=== Section Start ===

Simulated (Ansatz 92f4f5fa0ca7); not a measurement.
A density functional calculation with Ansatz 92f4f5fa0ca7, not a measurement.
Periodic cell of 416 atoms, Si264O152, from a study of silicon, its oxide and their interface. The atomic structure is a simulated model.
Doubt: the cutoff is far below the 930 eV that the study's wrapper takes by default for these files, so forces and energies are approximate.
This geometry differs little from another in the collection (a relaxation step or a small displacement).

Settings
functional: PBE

=== Section End ===

Your answer must consist of every line above, reproduced exactly.

Exercise answer.
Simulated (Ansatz 92f4f5fa0ca7); not a measurement.
A density functional calculation with Ansatz 92f4f5fa0ca7, not a measurement.
Periodic cell of 416 atoms, Si264O152, from a study of silicon, its oxide and their interface. The atomic structure is a simulated model.
Doubt: the cutoff is far below the 930 eV that the study's wrapper takes by default for these files, so forces and energies are approximate.
This geometry differs little from another in the collection (a relaxation step or a small displacement).

Settings
functional: PBE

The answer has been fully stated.